- [Work instruction]
Please restate every record below word for word.

- [Extracted information]
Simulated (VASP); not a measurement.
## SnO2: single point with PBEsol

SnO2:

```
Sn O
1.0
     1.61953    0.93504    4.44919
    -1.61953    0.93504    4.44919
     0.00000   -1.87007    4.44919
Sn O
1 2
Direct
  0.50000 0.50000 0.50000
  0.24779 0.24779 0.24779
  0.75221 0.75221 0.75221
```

- [Task response]
Simulated (VASP); not a measurement.
## SnO2: single point with PBEsol

SnO2:

```
Sn O
1.0
     1.61953    0.93504    4.44919
    -1.61953    0.93504    4.44919
     0.00000   -1.87007    4.44919
Sn O
1 2
Direct
  0.50000 0.50000 0.50000
  0.24779 0.24779 0.24779
  0.75221 0.75221 0.75221
```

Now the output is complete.